» Assignment: The records below hold a stretch from the line with "Change from the" through the line with "Ansatz 0.2.0 |"; return exactly those lines, ends included, and nothing more.

» Information shown:
*****
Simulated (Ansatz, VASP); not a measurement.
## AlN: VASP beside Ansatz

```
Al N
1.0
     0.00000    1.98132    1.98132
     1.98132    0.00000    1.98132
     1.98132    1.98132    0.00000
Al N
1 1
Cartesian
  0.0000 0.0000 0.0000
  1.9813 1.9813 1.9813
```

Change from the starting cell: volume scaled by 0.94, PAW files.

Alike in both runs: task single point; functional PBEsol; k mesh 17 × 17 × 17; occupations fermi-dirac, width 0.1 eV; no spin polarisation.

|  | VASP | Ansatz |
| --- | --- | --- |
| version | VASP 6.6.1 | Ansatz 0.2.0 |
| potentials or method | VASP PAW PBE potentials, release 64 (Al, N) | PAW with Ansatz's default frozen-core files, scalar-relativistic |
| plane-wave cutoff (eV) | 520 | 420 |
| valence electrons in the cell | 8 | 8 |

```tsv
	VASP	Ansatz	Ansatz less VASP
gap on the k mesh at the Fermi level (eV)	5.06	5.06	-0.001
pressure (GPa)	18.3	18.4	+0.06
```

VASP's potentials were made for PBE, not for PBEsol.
*****

» Written solution:
Change from the starting cell: volume scaled by 0.94, PAW files.

Alike in both runs: task single point; functional PBEsol; k mesh 17 × 17 × 17; occupations fermi-dirac, width 0.1 eV; no spin polarisation.

|  | VASP | Ansatz |
| --- | --- | --- |
| version | VASP 6.6.1 | Ansatz 0.2.0 |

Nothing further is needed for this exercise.